------ Dataset excerpts ------

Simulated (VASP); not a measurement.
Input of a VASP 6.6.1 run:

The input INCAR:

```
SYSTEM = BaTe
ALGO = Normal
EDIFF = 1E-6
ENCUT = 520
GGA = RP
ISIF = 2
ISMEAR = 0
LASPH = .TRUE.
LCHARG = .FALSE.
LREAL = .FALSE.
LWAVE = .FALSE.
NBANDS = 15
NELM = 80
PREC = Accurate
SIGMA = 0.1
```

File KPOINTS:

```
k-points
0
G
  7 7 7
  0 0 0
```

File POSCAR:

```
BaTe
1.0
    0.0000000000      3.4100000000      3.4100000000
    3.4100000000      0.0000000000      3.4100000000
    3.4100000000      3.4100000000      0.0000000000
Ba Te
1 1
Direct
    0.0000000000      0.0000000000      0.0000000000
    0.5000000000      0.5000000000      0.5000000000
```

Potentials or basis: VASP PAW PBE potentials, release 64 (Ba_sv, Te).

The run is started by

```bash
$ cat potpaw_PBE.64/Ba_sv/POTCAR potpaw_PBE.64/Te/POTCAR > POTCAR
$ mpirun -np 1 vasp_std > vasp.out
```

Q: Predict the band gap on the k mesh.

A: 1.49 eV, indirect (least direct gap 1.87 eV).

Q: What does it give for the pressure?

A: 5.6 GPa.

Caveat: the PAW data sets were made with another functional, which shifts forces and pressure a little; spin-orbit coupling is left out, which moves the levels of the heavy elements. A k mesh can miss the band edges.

------

For the lines above, output exactly those from the line containing "Potentials or basis: VASP" through the line containing "A: 5.6 GPa.", and skip the others.

Potentials or basis: VASP PAW PBE potentials, release 64 (Ba_sv, Te).

The run is started by

```bash
$ cat potpaw_PBE.64/Ba_sv/POTCAR potpaw_PBE.64/Te/POTCAR > POTCAR
$ mpirun -np 1 vasp_std > vasp.out
```

Q: Predict the band gap on the k mesh.

A: 1.49 eV, indirect (least direct gap 1.87 eV).

Q: What does it give for the pressure?

A: 5.6 GPa.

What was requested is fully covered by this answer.